#### [Work instruction]
Take every entry below and copy it out word for word.

#### [Data excerpts]
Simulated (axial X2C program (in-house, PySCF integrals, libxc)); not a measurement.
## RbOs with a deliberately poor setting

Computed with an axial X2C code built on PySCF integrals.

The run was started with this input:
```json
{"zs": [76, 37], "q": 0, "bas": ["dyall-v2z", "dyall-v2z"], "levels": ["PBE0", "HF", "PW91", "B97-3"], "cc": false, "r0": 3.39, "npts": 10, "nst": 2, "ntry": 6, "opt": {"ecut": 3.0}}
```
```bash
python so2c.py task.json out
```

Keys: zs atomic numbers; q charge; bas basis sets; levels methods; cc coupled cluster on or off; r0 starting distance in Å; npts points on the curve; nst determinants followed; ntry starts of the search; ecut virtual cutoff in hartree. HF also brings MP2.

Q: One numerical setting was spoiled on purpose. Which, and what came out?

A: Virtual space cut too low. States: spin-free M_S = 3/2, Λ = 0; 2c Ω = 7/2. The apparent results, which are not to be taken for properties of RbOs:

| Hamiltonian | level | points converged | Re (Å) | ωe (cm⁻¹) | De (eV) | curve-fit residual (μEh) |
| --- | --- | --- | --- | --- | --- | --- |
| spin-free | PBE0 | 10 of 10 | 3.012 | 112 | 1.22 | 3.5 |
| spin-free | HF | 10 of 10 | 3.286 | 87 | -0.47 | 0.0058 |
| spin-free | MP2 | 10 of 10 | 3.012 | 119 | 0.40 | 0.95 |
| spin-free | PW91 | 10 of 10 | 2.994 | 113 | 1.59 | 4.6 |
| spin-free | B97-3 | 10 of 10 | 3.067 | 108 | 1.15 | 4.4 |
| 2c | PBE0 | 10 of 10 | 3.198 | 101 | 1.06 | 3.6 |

#### [Problem solution]
Simulated (axial X2C program (in-house, PySCF integrals, libxc)); not a measurement.
## RbOs with a deliberately poor setting

Computed with an axial X2C code built on PySCF integrals.

The run was started with this input:
```json
{"zs": [76, 37], "q": 0, "bas": ["dyall-v2z", "dyall-v2z"], "levels": ["PBE0", "HF", "PW91", "B97-3"], "cc": false, "r0": 3.39, "npts": 10, "nst": 2, "ntry": 6, "opt": {"ecut": 3.0}}
```
```bash
python so2c.py task.json out
```

Keys: zs atomic numbers; q charge; bas basis sets; levels methods; cc coupled cluster on or off; r0 starting distance in Å; npts points on the curve; nst determinants followed; ntry starts of the search; ecut virtual cutoff in hartree. HF also brings MP2.

Q: One numerical setting was spoiled on purpose. Which, and what came out?

A: Virtual space cut too low. States: spin-free M_S = 3/2, Λ = 0; 2c Ω = 7/2. The apparent results, which are not to be taken for properties of RbOs:

| Hamiltonian | level | points converged | Re (Å) | ωe (cm⁻¹) | De (eV) | curve-fit residual (μEh) |
| --- | --- | --- | --- | --- | --- | --- |
| spin-free | PBE0 | 10 of 10 | 3.012 | 112 | 1.22 | 3.5 |
| spin-free | HF | 10 of 10 | 3.286 | 87 | -0.47 | 0.0058 |
| spin-free | MP2 | 10 of 10 | 3.012 | 119 | 0.40 | 0.95 |
| spin-free | PW91 | 10 of 10 | 2.994 | 113 | 1.59 | 4.6 |
| spin-free | B97-3 | 10 of 10 | 3.067 | 108 | 1.15 | 4.4 |
| 2c | PBE0 | 10 of 10 | 3.198 | 101 | 1.06 | 3.6 |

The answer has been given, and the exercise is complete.